*****

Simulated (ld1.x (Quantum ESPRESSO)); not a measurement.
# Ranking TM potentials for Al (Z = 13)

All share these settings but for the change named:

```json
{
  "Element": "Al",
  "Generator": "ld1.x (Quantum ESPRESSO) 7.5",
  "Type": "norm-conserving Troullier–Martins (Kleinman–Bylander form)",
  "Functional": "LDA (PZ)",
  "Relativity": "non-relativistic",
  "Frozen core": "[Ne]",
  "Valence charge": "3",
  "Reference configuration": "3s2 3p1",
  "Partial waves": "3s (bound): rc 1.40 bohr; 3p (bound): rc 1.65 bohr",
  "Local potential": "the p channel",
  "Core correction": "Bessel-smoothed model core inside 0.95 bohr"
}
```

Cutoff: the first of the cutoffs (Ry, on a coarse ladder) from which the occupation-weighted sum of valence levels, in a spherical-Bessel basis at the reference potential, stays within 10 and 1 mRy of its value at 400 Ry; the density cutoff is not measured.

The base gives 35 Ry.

*****

→ Required action
Your task is to copy all of the entries exactly.

→ Your solution
Simulated (ld1.x (Quantum ESPRESSO)); not a measurement.
# Ranking TM potentials for Al (Z = 13)

All share these settings but for the change named:

```json
{
  "Element": "Al",
  "Generator": "ld1.x (Quantum ESPRESSO) 7.5",
  "Type": "norm-conserving Troullier–Martins (Kleinman–Bylander form)",
  "Functional": "LDA (PZ)",
  "Relativity": "non-relativistic",
  "Frozen core": "[Ne]",
  "Valence charge": "3",
  "Reference configuration": "3s2 3p1",
  "Partial waves": "3s (bound): rc 1.40 bohr; 3p (bound): rc 1.65 bohr",
  "Local potential": "the p channel",
  "Core correction": "Bessel-smoothed model core inside 0.95 bohr"
}
```

Cutoff: the first of the cutoffs (Ry, on a coarse ladder) from which the occupation-weighted sum of valence levels, in a spherical-Bessel basis at the reference potential, stays within 10 and 1 mRy of its value at 400 Ry; the density cutoff is not measured.

The base gives 35 Ry.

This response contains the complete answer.